◇ ◇ ◇ ◇
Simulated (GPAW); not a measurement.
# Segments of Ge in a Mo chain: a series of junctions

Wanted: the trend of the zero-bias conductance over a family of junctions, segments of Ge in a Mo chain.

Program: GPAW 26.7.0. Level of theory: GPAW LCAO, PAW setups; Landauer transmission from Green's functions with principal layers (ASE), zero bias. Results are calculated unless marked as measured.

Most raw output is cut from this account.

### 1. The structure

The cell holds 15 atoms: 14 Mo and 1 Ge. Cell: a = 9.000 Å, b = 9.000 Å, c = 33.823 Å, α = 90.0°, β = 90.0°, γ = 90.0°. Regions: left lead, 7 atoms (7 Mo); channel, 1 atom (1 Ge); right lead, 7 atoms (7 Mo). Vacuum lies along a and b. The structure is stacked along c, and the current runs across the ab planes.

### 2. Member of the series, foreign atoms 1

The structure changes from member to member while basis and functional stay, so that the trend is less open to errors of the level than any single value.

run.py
◇ ◇ ◇ ◇

■ ACTION ITEM:
Please restate, word for word, the lines of the entries that run from the first line through the one holding "### 1. The structure", and add nothing.

■ ANSWER AREA:
Simulated (GPAW); not a measurement.
# Segments of Ge in a Mo chain: a series of junctions

Wanted: the trend of the zero-bias conductance over a family of junctions, segments of Ge in a Mo chain.

Program: GPAW 26.7.0. Level of theory: GPAW LCAO, PAW setups; Landauer transmission from Green's functions with principal layers (ASE), zero bias. Results are calculated unless marked as measured.

Most raw output is cut from this account.

### 1. The structure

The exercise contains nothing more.